Data:

%%

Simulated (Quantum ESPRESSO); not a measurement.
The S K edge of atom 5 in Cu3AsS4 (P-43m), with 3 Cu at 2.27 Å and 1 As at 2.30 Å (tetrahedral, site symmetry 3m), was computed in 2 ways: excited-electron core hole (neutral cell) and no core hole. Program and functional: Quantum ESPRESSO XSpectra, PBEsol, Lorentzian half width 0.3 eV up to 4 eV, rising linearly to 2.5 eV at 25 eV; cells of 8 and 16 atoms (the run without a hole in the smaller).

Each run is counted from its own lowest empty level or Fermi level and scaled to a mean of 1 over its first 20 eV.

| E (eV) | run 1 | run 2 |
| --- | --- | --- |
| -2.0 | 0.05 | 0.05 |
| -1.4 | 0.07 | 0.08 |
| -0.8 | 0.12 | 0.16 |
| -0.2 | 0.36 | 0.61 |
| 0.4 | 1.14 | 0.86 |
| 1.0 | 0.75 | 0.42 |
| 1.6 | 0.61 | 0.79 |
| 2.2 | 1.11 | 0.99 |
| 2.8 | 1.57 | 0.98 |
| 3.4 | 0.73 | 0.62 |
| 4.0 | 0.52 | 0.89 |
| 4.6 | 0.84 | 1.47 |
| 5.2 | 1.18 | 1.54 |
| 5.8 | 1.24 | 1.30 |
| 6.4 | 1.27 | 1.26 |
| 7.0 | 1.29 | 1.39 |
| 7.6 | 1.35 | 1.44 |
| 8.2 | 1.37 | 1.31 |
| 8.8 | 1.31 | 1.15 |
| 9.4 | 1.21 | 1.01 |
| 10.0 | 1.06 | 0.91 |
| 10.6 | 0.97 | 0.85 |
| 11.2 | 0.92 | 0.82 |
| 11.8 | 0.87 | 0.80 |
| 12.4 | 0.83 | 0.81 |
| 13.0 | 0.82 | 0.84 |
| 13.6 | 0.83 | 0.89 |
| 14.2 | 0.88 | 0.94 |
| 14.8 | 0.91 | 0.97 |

%%

Activity: Referring to the material above, set down exactly the lines between the line with "1.27 | 1.26 |" and the line with "0.88 | 0.94 |", inclusive, and no other lines.

Answer area:
| 6.4 | 1.27 | 1.26 |
| 7.0 | 1.29 | 1.39 |
| 7.6 | 1.35 | 1.44 |
| 8.2 | 1.37 | 1.31 |
| 8.8 | 1.31 | 1.15 |
| 9.4 | 1.21 | 1.01 |
| 10.0 | 1.06 | 0.91 |
| 10.6 | 0.97 | 0.85 |
| 11.2 | 0.92 | 0.82 |
| 11.8 | 0.87 | 0.80 |
| 12.4 | 0.83 | 0.81 |
| 13.0 | 0.82 | 0.84 |
| 13.6 | 0.83 | 0.89 |
| 14.2 | 0.88 | 0.94 |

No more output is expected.